## EXERCISE
This exercise asks for the whole listing to be restated exactly.

[DATA TO EXAMINE Boundary: Start]

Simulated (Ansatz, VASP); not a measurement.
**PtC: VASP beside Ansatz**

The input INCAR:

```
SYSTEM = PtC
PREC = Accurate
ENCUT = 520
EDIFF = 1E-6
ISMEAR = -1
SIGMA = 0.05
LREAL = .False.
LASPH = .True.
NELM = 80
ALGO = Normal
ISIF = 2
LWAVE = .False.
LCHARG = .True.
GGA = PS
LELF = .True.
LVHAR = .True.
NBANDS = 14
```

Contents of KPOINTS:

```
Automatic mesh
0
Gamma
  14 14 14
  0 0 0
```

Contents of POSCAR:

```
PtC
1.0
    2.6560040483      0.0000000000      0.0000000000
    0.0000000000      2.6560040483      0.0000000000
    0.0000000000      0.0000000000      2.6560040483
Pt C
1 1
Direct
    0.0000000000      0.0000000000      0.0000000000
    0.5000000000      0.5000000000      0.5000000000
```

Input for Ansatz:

[DATA TO EXAMINE Boundary: End]

## TASK RESULT
Simulated (Ansatz, VASP); not a measurement.
**PtC: VASP beside Ansatz**

The input INCAR:

```
SYSTEM = PtC
PREC = Accurate
ENCUT = 520
EDIFF = 1E-6
ISMEAR = -1
SIGMA = 0.05
LREAL = .False.
LASPH = .True.
NELM = 80
ALGO = Normal
ISIF = 2
LWAVE = .False.
LCHARG = .True.
GGA = PS
LELF = .True.
LVHAR = .True.
NBANDS = 14
```

Contents of KPOINTS:

```
Automatic mesh
0
Gamma
  14 14 14
  0 0 0
```

Contents of POSCAR:

```
PtC
1.0
    2.6560040483      0.0000000000      0.0000000000
    0.0000000000      2.6560040483      0.0000000000
    0.0000000000      0.0000000000      2.6560040483
Pt C
1 1
Direct
    0.0000000000      0.0000000000      0.0000000000
    0.5000000000      0.5000000000      0.5000000000
```

Input for Ansatz:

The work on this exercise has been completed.